• Work instruction
Each line below is to be copied exactly as it appears.

• Dataset excerpts
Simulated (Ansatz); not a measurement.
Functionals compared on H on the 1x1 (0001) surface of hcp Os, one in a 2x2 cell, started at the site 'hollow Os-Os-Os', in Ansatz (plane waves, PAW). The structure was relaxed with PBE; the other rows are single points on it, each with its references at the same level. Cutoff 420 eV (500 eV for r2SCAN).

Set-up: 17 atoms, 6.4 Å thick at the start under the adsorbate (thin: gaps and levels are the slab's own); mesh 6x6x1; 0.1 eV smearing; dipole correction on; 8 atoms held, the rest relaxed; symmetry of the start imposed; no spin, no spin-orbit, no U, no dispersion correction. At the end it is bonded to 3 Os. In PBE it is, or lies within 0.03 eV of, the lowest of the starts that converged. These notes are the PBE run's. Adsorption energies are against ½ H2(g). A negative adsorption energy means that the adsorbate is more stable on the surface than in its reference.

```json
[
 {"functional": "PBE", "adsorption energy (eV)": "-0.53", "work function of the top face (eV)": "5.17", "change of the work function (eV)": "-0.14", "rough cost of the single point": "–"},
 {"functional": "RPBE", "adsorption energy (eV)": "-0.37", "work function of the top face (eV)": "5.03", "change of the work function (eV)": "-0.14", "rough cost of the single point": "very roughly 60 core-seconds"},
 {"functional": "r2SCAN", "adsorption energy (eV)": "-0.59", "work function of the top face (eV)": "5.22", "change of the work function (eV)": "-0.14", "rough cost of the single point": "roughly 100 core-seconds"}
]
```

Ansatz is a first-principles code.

• Response area
Simulated (Ansatz); not a measurement.
Functionals compared on H on the 1x1 (0001) surface of hcp Os, one in a 2x2 cell, started at the site 'hollow Os-Os-Os', in Ansatz (plane waves, PAW). The structure was relaxed with PBE; the other rows are single points on it, each with its references at the same level. Cutoff 420 eV (500 eV for r2SCAN).

Set-up: 17 atoms, 6.4 Å thick at the start under the adsorbate (thin: gaps and levels are the slab's own); mesh 6x6x1; 0.1 eV smearing; dipole correction on; 8 atoms held, the rest relaxed; symmetry of the start imposed; no spin, no spin-orbit, no U, no dispersion correction. At the end it is bonded to 3 Os. In PBE it is, or lies within 0.03 eV of, the lowest of the starts that converged. These notes are the PBE run's. Adsorption energies are against ½ H2(g). A negative adsorption energy means that the adsorbate is more stable on the surface than in its reference.

```json
[
 {"functional": "PBE", "adsorption energy (eV)": "-0.53", "work function of the top face (eV)": "5.17", "change of the work function (eV)": "-0.14", "rough cost of the single point": "–"},
 {"functional": "RPBE", "adsorption energy (eV)": "-0.37", "work function of the top face (eV)": "5.03", "change of the work function (eV)": "-0.14", "rough cost of the single point": "very roughly 60 core-seconds"},
 {"functional": "r2SCAN", "adsorption energy (eV)": "-0.59", "work function of the top face (eV)": "5.22", "change of the work function (eV)": "-0.14", "rough cost of the single point": "roughly 100 core-seconds"}
]
```

Ansatz is a first-principles code.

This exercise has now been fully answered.